Top of Extracted material
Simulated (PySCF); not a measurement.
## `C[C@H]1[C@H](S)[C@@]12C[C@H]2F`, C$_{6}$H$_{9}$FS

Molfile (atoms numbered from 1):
Bottom of Extracted material

*Brief*
Whatever the number of entries above, each one is to be copied exactly.

*Answer section*
Simulated (PySCF); not a measurement.
## `C[C@H]1[C@H](S)[C@@]12C[C@H]2F`, C$_{6}$H$_{9}$FS

Molfile (atoms numbered from 1):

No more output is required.